Data listing.
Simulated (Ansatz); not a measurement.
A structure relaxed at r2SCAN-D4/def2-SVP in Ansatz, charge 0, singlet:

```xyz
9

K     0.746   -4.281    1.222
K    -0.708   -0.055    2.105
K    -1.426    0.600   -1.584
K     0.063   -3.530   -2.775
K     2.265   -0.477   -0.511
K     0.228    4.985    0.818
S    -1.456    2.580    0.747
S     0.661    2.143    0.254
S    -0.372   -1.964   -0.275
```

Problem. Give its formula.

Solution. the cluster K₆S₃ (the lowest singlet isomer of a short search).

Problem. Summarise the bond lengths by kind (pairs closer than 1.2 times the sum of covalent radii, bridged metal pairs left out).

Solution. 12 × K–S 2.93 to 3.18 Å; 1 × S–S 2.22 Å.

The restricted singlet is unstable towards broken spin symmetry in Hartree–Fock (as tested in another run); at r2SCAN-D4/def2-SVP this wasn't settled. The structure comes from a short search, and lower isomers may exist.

Requirement. From the material above, retype precisely the lines between the line holding "Solution. the cluster" and the line holding "Solution. 12 ×", inclusive, and nothing beyond them.

Answer section.
Solution. the cluster K₆S₃ (the lowest singlet isomer of a short search).

Problem. Summarise the bond lengths by kind (pairs closer than 1.2 times the sum of covalent radii, bridged metal pairs left out).

Solution. 12 × K–S 2.93 to 3.18 Å; 1 × S–S 2.22 Å.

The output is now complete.